== Work item ==
Working from the top of the records below, reproduce each line exactly, ending once you have written the line containing "The compound is".

^^^^^^^^

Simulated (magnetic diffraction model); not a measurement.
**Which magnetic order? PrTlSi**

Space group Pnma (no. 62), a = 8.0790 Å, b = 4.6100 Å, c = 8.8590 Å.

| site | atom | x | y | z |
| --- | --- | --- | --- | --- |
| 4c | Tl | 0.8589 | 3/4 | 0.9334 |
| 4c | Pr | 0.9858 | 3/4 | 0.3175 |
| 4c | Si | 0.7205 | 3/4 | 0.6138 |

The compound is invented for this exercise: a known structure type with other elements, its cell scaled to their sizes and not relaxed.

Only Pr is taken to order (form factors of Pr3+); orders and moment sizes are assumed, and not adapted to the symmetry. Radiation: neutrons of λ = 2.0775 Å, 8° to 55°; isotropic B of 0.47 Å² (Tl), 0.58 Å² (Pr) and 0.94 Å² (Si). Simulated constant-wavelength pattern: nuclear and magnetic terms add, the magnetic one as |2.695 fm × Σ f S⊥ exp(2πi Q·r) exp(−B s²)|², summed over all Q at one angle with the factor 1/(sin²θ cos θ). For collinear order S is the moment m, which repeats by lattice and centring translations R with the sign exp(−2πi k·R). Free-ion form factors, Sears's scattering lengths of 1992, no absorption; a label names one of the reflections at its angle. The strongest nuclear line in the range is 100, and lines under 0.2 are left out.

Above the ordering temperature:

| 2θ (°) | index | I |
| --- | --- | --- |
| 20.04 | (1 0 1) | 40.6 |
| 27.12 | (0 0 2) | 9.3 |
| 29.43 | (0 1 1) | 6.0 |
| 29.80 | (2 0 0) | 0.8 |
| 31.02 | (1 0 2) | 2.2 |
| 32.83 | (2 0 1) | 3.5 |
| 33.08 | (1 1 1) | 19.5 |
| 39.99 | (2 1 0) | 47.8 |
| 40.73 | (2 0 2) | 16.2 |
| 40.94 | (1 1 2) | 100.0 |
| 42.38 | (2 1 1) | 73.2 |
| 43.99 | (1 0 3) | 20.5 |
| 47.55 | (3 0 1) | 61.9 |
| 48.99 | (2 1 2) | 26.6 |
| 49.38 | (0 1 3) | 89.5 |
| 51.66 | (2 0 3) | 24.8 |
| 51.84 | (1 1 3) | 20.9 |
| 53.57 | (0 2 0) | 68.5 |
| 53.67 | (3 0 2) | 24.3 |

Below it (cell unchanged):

^^^^^^^^

== Task output ==
Simulated (magnetic diffraction model); not a measurement.
**Which magnetic order? PrTlSi**

Space group Pnma (no. 62), a = 8.0790 Å, b = 4.6100 Å, c = 8.8590 Å.

| site | atom | x | y | z |
| --- | --- | --- | --- | --- |
| 4c | Tl | 0.8589 | 3/4 | 0.9334 |
| 4c | Pr | 0.9858 | 3/4 | 0.3175 |
| 4c | Si | 0.7205 | 3/4 | 0.6138 |

The compound is invented for this exercise: a known structure type with other elements, its cell scaled to their sizes and not relaxed.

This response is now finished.